» WORK ITEM
Nothing in the data may be altered; the answer is a verbatim copy of it.

» INFORMATION
================================

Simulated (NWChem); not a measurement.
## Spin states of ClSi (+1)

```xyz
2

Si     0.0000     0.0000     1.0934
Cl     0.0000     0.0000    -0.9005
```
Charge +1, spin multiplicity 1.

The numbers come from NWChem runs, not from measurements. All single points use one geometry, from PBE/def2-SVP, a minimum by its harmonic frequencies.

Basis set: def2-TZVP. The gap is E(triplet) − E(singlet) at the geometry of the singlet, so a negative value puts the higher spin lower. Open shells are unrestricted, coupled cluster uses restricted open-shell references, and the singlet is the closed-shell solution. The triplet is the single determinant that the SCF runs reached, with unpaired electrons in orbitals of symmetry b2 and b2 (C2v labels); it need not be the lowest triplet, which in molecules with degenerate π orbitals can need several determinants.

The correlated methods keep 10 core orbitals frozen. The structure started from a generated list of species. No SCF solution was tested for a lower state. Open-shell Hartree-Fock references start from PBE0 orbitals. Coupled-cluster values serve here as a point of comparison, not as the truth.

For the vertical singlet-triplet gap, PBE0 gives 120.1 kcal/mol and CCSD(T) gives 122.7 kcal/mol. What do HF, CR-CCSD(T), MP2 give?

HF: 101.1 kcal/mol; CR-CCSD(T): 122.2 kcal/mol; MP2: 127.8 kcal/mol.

================================

» YOUR RESPONSE
Simulated (NWChem); not a measurement.
## Spin states of ClSi (+1)

```xyz
2

Si     0.0000     0.0000     1.0934
Cl     0.0000     0.0000    -0.9005
```
Charge +1, spin multiplicity 1.

The numbers come from NWChem runs, not from measurements. All single points use one geometry, from PBE/def2-SVP, a minimum by its harmonic frequencies.

Basis set: def2-TZVP. The gap is E(triplet) − E(singlet) at the geometry of the singlet, so a negative value puts the higher spin lower. Open shells are unrestricted, coupled cluster uses restricted open-shell references, and the singlet is the closed-shell solution. The triplet is the single determinant that the SCF runs reached, with unpaired electrons in orbitals of symmetry b2 and b2 (C2v labels); it need not be the lowest triplet, which in molecules with degenerate π orbitals can need several determinants.

The correlated methods keep 10 core orbitals frozen. The structure started from a generated list of species. No SCF solution was tested for a lower state. Open-shell Hartree-Fock references start from PBE0 orbitals. Coupled-cluster values serve here as a point of comparison, not as the truth.

For the vertical singlet-triplet gap, PBE0 gives 120.1 kcal/mol and CCSD(T) gives 122.7 kcal/mol. What do HF, CR-CCSD(T), MP2 give?

HF: 101.1 kcal/mol; CR-CCSD(T): 122.2 kcal/mol; MP2: 127.8 kcal/mol.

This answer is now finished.